> _Work order_
Everything from the first line of the entries through the line containing "Aim: the splitting" is to be retyped exactly, and nothing beyond it.

◇ ◇ ◇ ◇

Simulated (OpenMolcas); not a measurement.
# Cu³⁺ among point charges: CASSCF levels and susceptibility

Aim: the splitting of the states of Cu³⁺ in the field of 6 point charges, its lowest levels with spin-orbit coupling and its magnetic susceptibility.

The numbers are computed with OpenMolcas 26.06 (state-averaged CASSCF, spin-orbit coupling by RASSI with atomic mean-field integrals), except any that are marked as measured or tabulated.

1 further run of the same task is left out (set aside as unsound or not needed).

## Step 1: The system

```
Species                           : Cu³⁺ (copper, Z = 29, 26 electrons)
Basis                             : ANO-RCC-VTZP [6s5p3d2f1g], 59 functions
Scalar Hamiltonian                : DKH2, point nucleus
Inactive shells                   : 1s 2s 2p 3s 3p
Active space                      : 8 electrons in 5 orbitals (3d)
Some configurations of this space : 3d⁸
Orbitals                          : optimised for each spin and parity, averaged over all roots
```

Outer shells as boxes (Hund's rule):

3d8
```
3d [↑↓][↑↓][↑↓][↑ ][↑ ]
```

◇ ◇ ◇ ◇

> _Exercise response_
Simulated (OpenMolcas); not a measurement.
# Cu³⁺ among point charges: CASSCF levels and susceptibility

Aim: the splitting of the states of Cu³⁺ in the field of 6 point charges, its lowest levels with spin-orbit coupling and its magnetic susceptibility.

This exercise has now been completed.